(Excerpted records Opens)

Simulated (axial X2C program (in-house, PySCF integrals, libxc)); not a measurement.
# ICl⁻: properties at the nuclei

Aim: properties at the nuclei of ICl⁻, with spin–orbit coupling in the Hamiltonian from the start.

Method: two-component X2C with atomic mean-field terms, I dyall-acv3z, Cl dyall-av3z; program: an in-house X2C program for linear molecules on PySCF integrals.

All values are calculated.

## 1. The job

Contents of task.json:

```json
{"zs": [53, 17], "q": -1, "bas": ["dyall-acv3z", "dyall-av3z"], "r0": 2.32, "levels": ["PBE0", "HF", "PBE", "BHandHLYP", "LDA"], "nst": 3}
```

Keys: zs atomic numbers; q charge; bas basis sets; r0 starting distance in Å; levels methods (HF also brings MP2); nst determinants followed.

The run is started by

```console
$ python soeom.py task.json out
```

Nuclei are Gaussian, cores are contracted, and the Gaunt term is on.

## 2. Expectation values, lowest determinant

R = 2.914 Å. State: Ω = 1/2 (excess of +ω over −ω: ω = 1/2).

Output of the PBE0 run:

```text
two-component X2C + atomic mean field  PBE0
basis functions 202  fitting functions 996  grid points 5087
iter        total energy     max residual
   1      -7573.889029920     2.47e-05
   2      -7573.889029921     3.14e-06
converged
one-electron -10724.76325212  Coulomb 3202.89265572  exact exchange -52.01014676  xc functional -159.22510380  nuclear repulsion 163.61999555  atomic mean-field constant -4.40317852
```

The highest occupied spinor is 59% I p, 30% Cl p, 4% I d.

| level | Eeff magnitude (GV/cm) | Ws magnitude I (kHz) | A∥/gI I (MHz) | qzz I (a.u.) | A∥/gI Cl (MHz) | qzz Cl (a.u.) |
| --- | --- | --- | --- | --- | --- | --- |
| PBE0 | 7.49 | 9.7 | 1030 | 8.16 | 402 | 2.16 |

(Excerpted records Closes)

Assigned task — Within the listing above, locate the line containing "# ICl⁻: properties at the nuclei" and the line containing "Nuclei are Gaussian, cores". Reproduce those two lines and all lines between them exactly, with nothing added.

Exercise output —
# ICl⁻: properties at the nuclei

Aim: properties at the nuclei of ICl⁻, with spin–orbit coupling in the Hamiltonian from the start.

Method: two-component X2C with atomic mean-field terms, I dyall-acv3z, Cl dyall-av3z; program: an in-house X2C program for linear molecules on PySCF integrals.

All values are calculated.

## 1. The job

Contents of task.json:

```json
{"zs": [53, 17], "q": -1, "bas": ["dyall-acv3z", "dyall-av3z"], "r0": 2.32, "levels": ["PBE0", "HF", "PBE", "BHandHLYP", "LDA"], "nst": 3}
```

Keys: zs atomic numbers; q charge; bas basis sets; r0 starting distance in Å; levels methods (HF also brings MP2); nst determinants followed.

The run is started by

```console
$ python soeom.py task.json out
```

Nuclei are Gaussian, cores are contracted, and the Gaunt term is on.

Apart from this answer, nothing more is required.